» **TASK ITEM**:
The whole listing needs to be restated word for word.

╭──
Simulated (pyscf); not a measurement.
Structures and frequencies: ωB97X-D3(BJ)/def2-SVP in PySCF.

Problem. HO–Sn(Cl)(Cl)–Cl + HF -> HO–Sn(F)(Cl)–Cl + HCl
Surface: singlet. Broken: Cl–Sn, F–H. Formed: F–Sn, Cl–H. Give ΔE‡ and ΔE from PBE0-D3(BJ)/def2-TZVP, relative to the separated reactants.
╰──

» **EXERCISE OUTPUT**:
Simulated (pyscf); not a measurement.
Structures and frequencies: ωB97X-D3(BJ)/def2-SVP in PySCF.

Problem. HO–Sn(Cl)(Cl)–Cl + HF -> HO–Sn(F)(Cl)–Cl + HCl
Surface: singlet. Broken: Cl–Sn, F–H. Formed: F–Sn, Cl–H. Give ΔE‡ and ΔE from PBE0-D3(BJ)/def2-TZVP, relative to the separated reactants.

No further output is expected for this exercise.